* [Assignment]:
The records come next. Copy all of them exactly.

* [Data for analysis]:
⟨

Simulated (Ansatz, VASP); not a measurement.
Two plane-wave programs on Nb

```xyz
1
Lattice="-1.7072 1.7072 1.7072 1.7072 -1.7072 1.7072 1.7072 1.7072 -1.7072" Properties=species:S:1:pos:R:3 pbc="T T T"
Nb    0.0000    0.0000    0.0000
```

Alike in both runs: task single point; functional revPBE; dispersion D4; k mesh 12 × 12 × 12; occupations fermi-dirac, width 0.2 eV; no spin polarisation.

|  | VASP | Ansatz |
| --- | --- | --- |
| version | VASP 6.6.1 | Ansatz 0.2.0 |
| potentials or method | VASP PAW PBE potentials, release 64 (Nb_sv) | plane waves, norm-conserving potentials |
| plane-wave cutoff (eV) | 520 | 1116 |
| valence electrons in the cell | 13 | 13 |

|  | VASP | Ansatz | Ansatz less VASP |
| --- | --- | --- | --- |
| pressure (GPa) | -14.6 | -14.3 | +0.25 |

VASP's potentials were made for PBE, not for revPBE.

⟩

* [Exercise solution]:
Simulated (Ansatz, VASP); not a measurement.
Two plane-wave programs on Nb

```xyz
1
Lattice="-1.7072 1.7072 1.7072 1.7072 -1.7072 1.7072 1.7072 1.7072 -1.7072" Properties=species:S:1:pos:R:3 pbc="T T T"
Nb    0.0000    0.0000    0.0000
```

Alike in both runs: task single point; functional revPBE; dispersion D4; k mesh 12 × 12 × 12; occupations fermi-dirac, width 0.2 eV; no spin polarisation.

|  | VASP | Ansatz |
| --- | --- | --- |
| version | VASP 6.6.1 | Ansatz 0.2.0 |
| potentials or method | VASP PAW PBE potentials, release 64 (Nb_sv) | plane waves, norm-conserving potentials |
| plane-wave cutoff (eV) | 520 | 1116 |
| valence electrons in the cell | 13 | 13 |

|  | VASP | Ansatz | Ansatz less VASP |
| --- | --- | --- | --- |
| pressure (GPa) | -14.6 | -14.3 | +0.25 |

VASP's potentials were made for PBE, not for revPBE.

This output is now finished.